■ SUPPLIED INFORMATION ■
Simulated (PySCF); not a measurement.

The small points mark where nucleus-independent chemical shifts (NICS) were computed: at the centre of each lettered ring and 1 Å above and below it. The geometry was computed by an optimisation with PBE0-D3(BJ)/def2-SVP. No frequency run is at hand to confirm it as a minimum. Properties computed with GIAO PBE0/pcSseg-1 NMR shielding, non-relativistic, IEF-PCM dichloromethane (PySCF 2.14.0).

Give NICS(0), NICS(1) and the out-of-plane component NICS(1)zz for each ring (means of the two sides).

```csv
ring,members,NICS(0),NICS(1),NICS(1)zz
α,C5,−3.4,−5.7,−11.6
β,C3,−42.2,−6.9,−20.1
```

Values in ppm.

■ ASSIGNED TASK ■
Word for word, extract all the records.

■ TASK RESPONSE ■
Simulated (PySCF); not a measurement.

The small points mark where nucleus-independent chemical shifts (NICS) were computed: at the centre of each lettered ring and 1 Å above and below it. The geometry was computed by an optimisation with PBE0-D3(BJ)/def2-SVP. No frequency run is at hand to confirm it as a minimum. Properties computed with GIAO PBE0/pcSseg-1 NMR shielding, non-relativistic, IEF-PCM dichloromethane (PySCF 2.14.0).

Give NICS(0), NICS(1) and the out-of-plane component NICS(1)zz for each ring (means of the two sides).

```csv
ring,members,NICS(0),NICS(1),NICS(1)zz
α,C5,−3.4,−5.7,−11.6
β,C3,−42.2,−6.9,−20.1
```

Values in ppm.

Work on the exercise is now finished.